Set down, exactly, every line from the top of the listing through the one holding "Input: 1 mol".

........

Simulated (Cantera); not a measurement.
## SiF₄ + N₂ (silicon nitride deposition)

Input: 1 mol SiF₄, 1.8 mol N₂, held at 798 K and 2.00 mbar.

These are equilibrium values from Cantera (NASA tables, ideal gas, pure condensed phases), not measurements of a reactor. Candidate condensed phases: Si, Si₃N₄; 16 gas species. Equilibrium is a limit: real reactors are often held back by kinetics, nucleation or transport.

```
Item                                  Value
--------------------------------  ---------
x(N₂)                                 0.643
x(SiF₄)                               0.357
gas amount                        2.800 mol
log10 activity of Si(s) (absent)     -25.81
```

........

Your response:
Simulated (Cantera); not a measurement.
## SiF₄ + N₂ (silicon nitride deposition)

Input: 1 mol SiF₄, 1.8 mol N₂, held at 798 K and 2.00 mbar.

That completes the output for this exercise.